▶ **Assigned task**:
When you reach the entries, transcribe each one exactly.

▶ **Data provided**:
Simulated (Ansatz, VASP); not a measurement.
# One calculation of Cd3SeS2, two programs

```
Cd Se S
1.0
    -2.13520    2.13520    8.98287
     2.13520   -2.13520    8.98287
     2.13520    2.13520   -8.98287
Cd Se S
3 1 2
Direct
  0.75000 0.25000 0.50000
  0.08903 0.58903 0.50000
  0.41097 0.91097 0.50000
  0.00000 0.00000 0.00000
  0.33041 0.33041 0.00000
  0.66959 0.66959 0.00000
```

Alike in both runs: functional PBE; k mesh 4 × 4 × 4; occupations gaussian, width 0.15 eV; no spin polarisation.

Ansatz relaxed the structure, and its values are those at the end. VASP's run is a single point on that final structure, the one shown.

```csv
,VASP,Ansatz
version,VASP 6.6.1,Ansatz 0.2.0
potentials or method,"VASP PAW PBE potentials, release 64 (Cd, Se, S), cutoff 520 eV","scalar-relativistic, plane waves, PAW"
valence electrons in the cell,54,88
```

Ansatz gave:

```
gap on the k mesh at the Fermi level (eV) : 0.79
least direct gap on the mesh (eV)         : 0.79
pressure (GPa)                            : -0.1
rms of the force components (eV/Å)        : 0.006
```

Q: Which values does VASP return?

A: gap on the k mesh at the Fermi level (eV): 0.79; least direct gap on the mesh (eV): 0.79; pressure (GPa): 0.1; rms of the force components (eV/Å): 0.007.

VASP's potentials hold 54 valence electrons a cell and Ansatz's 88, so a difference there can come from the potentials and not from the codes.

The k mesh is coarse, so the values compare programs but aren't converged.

▶ **Your response**:
Simulated (Ansatz, VASP); not a measurement.
# One calculation of Cd3SeS2, two programs

```
Cd Se S
1.0
    -2.13520    2.13520    8.98287
     2.13520   -2.13520    8.98287
     2.13520    2.13520   -8.98287
Cd Se S
3 1 2
Direct
  0.75000 0.25000 0.50000
  0.08903 0.58903 0.50000
  0.41097 0.91097 0.50000
  0.00000 0.00000 0.00000
  0.33041 0.33041 0.00000
  0.66959 0.66959 0.00000
```

Alike in both runs: functional PBE; k mesh 4 × 4 × 4; occupations gaussian, width 0.15 eV; no spin polarisation.

Ansatz relaxed the structure, and its values are those at the end. VASP's run is a single point on that final structure, the one shown.

```csv
,VASP,Ansatz
version,VASP 6.6.1,Ansatz 0.2.0
potentials or method,"VASP PAW PBE potentials, release 64 (Cd, Se, S), cutoff 520 eV","scalar-relativistic, plane waves, PAW"
valence electrons in the cell,54,88
```

Ansatz gave:

```
gap on the k mesh at the Fermi level (eV) : 0.79
least direct gap on the mesh (eV)         : 0.79
pressure (GPa)                            : -0.1
rms of the force components (eV/Å)        : 0.006
```

Q: Which values does VASP return?

A: gap on the k mesh at the Fermi level (eV): 0.79; least direct gap on the mesh (eV): 0.79; pressure (GPa): 0.1; rms of the force components (eV/Å): 0.007.

VASP's potentials hold 54 valence electrons a cell and Ansatz's 88, so a difference there can come from the potentials and not from the codes.

The k mesh is coarse, so the values compare programs but aren't converged.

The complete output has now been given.